Work instruction -> All lines from the one containing "Solution. Energy over" down to the one containing "Worked out: A", both ends included, are to be given again exactly; omit the rest of the listing below.

⁂
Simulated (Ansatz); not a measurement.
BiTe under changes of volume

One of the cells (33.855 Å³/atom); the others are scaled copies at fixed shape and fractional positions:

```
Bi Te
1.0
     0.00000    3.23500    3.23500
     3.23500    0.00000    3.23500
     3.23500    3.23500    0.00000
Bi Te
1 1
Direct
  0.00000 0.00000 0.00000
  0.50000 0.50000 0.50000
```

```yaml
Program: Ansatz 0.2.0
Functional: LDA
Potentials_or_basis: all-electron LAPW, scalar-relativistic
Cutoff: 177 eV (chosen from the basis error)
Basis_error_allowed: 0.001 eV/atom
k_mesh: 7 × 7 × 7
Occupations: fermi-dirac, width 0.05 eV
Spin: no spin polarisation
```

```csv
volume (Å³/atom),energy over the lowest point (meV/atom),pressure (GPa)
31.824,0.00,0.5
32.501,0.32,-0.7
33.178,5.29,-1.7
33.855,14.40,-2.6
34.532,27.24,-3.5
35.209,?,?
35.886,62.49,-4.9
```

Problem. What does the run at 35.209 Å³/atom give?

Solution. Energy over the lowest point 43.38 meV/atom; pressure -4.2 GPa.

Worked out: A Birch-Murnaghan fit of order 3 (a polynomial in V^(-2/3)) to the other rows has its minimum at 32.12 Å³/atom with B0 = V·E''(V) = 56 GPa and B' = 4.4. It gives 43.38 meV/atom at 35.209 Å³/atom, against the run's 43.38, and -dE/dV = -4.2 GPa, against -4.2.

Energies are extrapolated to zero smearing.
⁂

Task response ->
Solution. Energy over the lowest point 43.38 meV/atom; pressure -4.2 GPa.

Worked out: A Birch-Murnaghan fit of order 3 (a polynomial in V^(-2/3)) to the other rows has its minimum at 32.12 Å³/atom with B0 = V·E''(V) = 56 GPa and B' = 4.4. It gives 43.38 meV/atom at 35.209 Å³/atom, against the run's 43.38, and -dE/dV = -4.2 GPa, against -4.2.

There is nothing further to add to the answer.